BRIEF
Every line of the listing that follows must be written out unchanged.

DATA FOR ANALYSIS
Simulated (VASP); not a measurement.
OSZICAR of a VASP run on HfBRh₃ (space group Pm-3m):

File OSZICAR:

YOUR RESPONSE
Simulated (VASP); not a measurement.
OSZICAR of a VASP run on HfBRh₃ (space group Pm-3m):

File OSZICAR:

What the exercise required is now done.